* _Assigned task_:
As the lines appear below, please set them down exactly, starting at the first and finishing with the one containing "- k mesh: 6 × 6 × 6".

** Opening Input data block **
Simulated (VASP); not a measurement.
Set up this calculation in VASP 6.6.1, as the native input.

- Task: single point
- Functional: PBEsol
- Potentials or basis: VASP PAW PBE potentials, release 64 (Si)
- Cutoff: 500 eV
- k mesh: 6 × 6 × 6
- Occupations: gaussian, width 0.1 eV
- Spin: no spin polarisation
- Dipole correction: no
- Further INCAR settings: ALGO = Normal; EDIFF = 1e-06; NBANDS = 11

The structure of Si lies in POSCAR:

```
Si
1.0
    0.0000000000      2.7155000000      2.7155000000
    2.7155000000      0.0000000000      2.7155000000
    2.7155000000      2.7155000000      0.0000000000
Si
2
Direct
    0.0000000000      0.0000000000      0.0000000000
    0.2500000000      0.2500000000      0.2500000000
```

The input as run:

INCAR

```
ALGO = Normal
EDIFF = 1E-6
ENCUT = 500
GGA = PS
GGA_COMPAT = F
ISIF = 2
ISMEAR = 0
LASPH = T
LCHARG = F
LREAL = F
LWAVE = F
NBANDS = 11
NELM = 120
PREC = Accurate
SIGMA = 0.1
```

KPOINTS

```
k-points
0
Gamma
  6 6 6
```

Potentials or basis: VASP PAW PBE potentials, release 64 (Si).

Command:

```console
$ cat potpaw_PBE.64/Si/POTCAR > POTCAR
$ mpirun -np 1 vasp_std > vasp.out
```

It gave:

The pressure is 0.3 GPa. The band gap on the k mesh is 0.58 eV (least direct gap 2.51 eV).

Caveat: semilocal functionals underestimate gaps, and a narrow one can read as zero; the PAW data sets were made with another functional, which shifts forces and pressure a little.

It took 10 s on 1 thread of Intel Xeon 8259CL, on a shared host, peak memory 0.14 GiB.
** Closing Input data block **

* _Task response_:
Simulated (VASP); not a measurement.
Set up this calculation in VASP 6.6.1, as the native input.

- Task: single point
- Functional: PBEsol
- Potentials or basis: VASP PAW PBE potentials, release 64 (Si)
- Cutoff: 500 eV
- k mesh: 6 × 6 × 6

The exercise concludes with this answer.